REQUIREMENT —
Give again only those lines from the start of the entries through the line holding "## (1) Set-up", leaving them as they are.

[ENTRIES PROVIDED Boundary: Start]
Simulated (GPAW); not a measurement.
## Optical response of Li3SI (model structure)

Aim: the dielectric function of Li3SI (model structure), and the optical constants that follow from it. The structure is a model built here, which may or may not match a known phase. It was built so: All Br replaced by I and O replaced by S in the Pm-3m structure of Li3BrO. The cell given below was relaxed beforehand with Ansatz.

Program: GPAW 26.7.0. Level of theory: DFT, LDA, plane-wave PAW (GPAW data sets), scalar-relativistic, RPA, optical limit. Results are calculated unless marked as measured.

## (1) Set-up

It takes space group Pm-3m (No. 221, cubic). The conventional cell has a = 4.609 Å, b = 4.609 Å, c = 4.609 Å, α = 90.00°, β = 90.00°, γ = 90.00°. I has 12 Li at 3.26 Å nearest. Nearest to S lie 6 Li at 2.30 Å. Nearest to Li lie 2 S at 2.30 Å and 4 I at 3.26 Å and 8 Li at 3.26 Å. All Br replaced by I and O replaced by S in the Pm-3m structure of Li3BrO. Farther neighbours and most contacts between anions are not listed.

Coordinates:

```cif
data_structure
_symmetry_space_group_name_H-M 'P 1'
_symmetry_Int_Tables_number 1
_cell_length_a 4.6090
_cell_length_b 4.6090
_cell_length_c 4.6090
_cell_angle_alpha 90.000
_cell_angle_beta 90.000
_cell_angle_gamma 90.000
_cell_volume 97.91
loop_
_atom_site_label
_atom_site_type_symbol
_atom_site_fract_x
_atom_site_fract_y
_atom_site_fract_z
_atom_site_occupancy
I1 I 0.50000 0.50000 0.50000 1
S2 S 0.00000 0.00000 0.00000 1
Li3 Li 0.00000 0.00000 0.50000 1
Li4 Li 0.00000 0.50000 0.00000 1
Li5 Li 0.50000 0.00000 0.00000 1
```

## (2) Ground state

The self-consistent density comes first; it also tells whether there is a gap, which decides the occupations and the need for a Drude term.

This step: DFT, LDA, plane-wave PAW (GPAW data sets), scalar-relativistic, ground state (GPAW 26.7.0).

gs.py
[ENTRIES PROVIDED Boundary: End]

RESPONSE BOX —
Simulated (GPAW); not a measurement.
## Optical response of Li3SI (model structure)

Aim: the dielectric function of Li3SI (model structure), and the optical constants that follow from it. The structure is a model built here, which may or may not match a known phase. It was built so: All Br replaced by I and O replaced by S in the Pm-3m structure of Li3BrO. The cell given below was relaxed beforehand with Ansatz.

Program: GPAW 26.7.0. Level of theory: DFT, LDA, plane-wave PAW (GPAW data sets), scalar-relativistic, RPA, optical limit. Results are calculated unless marked as measured.

## (1) Set-up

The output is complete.